☆ ☆ ☆ ☆ ☆ ☆ ☆
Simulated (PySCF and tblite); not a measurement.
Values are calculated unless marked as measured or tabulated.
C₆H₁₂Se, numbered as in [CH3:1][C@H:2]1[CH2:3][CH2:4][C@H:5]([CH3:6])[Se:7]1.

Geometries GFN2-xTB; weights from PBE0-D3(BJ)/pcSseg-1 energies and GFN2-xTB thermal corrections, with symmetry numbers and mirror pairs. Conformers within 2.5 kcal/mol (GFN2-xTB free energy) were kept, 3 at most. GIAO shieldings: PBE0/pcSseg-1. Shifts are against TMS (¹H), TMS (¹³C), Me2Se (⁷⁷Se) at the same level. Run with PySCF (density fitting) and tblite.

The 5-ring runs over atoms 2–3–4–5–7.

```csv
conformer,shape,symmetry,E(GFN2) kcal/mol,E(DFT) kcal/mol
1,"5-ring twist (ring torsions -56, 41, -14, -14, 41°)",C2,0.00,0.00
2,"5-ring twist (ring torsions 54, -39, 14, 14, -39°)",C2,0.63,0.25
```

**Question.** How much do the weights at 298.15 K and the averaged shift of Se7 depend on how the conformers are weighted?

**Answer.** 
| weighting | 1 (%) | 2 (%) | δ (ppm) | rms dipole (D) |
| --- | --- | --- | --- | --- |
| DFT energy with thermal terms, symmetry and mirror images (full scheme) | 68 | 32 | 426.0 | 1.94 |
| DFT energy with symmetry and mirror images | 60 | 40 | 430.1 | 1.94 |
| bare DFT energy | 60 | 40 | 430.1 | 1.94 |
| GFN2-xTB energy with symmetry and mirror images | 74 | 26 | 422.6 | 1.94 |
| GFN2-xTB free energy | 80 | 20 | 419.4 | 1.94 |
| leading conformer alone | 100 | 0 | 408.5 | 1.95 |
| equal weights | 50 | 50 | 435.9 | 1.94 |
☆ ☆ ☆ ☆ ☆ ☆ ☆

* Work task *
Retype, in the same exact form, the lines of the material above from the line holding "Geometries GFN2-xTB; weights" through the line holding "408.5 | 1.95 |".

* Your solution *
Geometries GFN2-xTB; weights from PBE0-D3(BJ)/pcSseg-1 energies and GFN2-xTB thermal corrections, with symmetry numbers and mirror pairs. Conformers within 2.5 kcal/mol (GFN2-xTB free energy) were kept, 3 at most. GIAO shieldings: PBE0/pcSseg-1. Shifts are against TMS (¹H), TMS (¹³C), Me2Se (⁷⁷Se) at the same level. Run with PySCF (density fitting) and tblite.

The 5-ring runs over atoms 2–3–4–5–7.

```csv
conformer,shape,symmetry,E(GFN2) kcal/mol,E(DFT) kcal/mol
1,"5-ring twist (ring torsions -56, 41, -14, -14, 41°)",C2,0.00,0.00
2,"5-ring twist (ring torsions 54, -39, 14, 14, -39°)",C2,0.63,0.25
```

**Question.** How much do the weights at 298.15 K and the averaged shift of Se7 depend on how the conformers are weighted?

**Answer.** 
| weighting | 1 (%) | 2 (%) | δ (ppm) | rms dipole (D) |
| --- | --- | --- | --- | --- |
| DFT energy with thermal terms, symmetry and mirror images (full scheme) | 68 | 32 | 426.0 | 1.94 |
| DFT energy with symmetry and mirror images | 60 | 40 | 430.1 | 1.94 |
| bare DFT energy | 60 | 40 | 430.1 | 1.94 |
| GFN2-xTB energy with symmetry and mirror images | 74 | 26 | 422.6 | 1.94 |
| GFN2-xTB free energy | 80 | 20 | 419.4 | 1.94 |
| leading conformer alone | 100 | 0 | 408.5 | 1.95 |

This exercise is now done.